Work task: Retype every entry below exactly as it stands.

^^^^^^^^

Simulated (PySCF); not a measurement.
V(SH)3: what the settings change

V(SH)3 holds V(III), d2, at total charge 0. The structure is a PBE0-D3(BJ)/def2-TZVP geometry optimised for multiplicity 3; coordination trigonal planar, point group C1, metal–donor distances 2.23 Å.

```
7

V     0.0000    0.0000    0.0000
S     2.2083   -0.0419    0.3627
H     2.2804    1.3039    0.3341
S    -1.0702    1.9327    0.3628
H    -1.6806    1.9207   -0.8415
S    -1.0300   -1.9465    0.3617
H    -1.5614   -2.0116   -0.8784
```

^^^^^^^^

Written reply:
Simulated (PySCF); not a measurement.
V(SH)3: what the settings change

V(SH)3 holds V(III), d2, at total charge 0. The structure is a PBE0-D3(BJ)/def2-TZVP geometry optimised for multiplicity 3; coordination trigonal planar, point group C1, metal–donor distances 2.23 Å.

```
7

V     0.0000    0.0000    0.0000
S     2.2083   -0.0419    0.3627
H     2.2804    1.3039    0.3341
S    -1.0702    1.9327    0.3628
H    -1.6806    1.9207   -0.8415
S    -1.0300   -1.9465    0.3617
H    -1.5614   -2.0116   -0.8784
```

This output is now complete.